Work order: Every line between the top of the data below and the line with "- In the cell", both ends included, must be retyped exactly.

Listed records:
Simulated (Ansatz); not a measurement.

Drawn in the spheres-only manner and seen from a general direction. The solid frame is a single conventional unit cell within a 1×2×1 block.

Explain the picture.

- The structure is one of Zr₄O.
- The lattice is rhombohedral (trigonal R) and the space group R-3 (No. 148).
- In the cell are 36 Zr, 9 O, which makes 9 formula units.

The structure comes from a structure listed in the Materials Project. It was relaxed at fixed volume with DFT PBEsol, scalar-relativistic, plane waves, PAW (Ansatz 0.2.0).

Answer section:
Simulated (Ansatz); not a measurement.

Drawn in the spheres-only manner and seen from a general direction. The solid frame is a single conventional unit cell within a 1×2×1 block.

Explain the picture.

- The structure is one of Zr₄O.
- The lattice is rhombohedral (trigonal R) and the space group R-3 (No. 148).
- In the cell are 36 Zr, 9 O, which makes 9 formula units.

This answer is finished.